####################

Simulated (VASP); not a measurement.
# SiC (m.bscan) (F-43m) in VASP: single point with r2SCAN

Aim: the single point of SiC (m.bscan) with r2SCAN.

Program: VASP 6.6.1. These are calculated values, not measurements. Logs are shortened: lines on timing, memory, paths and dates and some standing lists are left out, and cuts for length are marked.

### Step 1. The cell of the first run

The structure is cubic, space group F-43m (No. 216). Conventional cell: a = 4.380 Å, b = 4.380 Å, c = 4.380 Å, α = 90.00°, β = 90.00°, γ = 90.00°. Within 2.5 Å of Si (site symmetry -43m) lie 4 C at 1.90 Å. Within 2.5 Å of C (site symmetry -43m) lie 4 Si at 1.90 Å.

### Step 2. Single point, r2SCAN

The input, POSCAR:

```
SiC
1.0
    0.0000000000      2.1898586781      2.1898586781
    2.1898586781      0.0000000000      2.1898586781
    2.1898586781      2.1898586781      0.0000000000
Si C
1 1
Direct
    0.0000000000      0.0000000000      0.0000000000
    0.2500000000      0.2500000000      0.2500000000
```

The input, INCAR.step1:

####################

▸ **ACTION ITEM**
Above are the lines; repeat exactly the ones from the line containing "# SiC (m.bscan)" down to the line containing "Program: VASP 6.6.1.", both inclusive.

▸ **EXERCISE RESULT**
# SiC (m.bscan) (F-43m) in VASP: single point with r2SCAN

Aim: the single point of SiC (m.bscan) with r2SCAN.

Program: VASP 6.6.1. These are calculated values, not measurements. Logs are shortened: lines on timing, memory, paths and dates and some standing lists are left out, and cuts for length are marked.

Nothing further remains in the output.